*Source information*:
○ ○ ○ ○ ○

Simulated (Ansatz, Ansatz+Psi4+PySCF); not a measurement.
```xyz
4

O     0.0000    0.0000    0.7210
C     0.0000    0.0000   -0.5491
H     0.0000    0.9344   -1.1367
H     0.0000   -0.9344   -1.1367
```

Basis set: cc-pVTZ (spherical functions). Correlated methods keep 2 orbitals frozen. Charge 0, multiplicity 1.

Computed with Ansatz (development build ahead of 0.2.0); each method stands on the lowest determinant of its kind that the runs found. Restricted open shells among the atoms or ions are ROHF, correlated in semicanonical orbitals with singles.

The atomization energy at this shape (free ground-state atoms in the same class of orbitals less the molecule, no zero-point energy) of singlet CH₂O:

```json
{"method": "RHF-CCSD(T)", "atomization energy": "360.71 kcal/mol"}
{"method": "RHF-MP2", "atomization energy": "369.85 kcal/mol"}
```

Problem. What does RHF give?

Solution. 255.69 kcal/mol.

○ ○ ○ ○ ○

*Work request*:
Transcribe each line above exactly; skip none.

*Task output*:
Simulated (Ansatz, Ansatz+Psi4+PySCF); not a measurement.
```xyz
4

O     0.0000    0.0000    0.7210
C     0.0000    0.0000   -0.5491
H     0.0000    0.9344   -1.1367
H     0.0000   -0.9344   -1.1367
```

Basis set: cc-pVTZ (spherical functions). Correlated methods keep 2 orbitals frozen. Charge 0, multiplicity 1.

Computed with Ansatz (development build ahead of 0.2.0); each method stands on the lowest determinant of its kind that the runs found. Restricted open shells among the atoms or ions are ROHF, correlated in semicanonical orbitals with singles.

The atomization energy at this shape (free ground-state atoms in the same class of orbitals less the molecule, no zero-point energy) of singlet CH₂O:

```json
{"method": "RHF-CCSD(T)", "atomization energy": "360.71 kcal/mol"}
{"method": "RHF-MP2", "atomization energy": "369.85 kcal/mol"}
```

Problem. What does RHF give?

Solution. 255.69 kcal/mol.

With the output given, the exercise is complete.